** Opening Information given block **

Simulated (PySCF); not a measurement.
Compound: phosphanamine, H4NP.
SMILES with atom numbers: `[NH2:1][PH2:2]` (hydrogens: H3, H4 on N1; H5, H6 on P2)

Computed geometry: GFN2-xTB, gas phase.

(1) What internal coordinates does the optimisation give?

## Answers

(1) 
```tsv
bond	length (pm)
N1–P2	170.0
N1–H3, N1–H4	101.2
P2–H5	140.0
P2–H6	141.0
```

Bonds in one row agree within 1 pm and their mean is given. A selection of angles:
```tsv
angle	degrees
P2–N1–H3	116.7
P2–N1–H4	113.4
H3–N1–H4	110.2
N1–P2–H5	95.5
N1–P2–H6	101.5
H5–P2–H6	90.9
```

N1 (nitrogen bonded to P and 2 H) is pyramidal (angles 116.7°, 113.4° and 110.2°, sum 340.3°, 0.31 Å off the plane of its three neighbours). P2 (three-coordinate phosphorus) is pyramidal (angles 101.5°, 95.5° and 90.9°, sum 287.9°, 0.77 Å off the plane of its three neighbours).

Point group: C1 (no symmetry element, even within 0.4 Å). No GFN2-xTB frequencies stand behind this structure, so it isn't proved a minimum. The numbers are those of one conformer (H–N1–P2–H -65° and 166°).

** Closing Information given block **

The answer should consist solely of the lines from the first line above through the one with "N1 (nitrogen bonded", both included, repeated exactly.

Simulated (PySCF); not a measurement.
Compound: phosphanamine, H4NP.
SMILES with atom numbers: `[NH2:1][PH2:2]` (hydrogens: H3, H4 on N1; H5, H6 on P2)

Computed geometry: GFN2-xTB, gas phase.

(1) What internal coordinates does the optimisation give?

## Answers

(1) 
```tsv
bond	length (pm)
N1–P2	170.0
N1–H3, N1–H4	101.2
P2–H5	140.0
P2–H6	141.0
```

Bonds in one row agree within 1 pm and their mean is given. A selection of angles:
```tsv
angle	degrees
P2–N1–H3	116.7
P2–N1–H4	113.4
H3–N1–H4	110.2
N1–P2–H5	95.5
N1–P2–H6	101.5
H5–P2–H6	90.9
```

N1 (nitrogen bonded to P and 2 H) is pyramidal (angles 116.7°, 113.4° and 110.2°, sum 340.3°, 0.31 Å off the plane of its three neighbours). P2 (three-coordinate phosphorus) is pyramidal (angles 101.5°, 95.5° and 90.9°, sum 287.9°, 0.77 Å off the plane of its three neighbours).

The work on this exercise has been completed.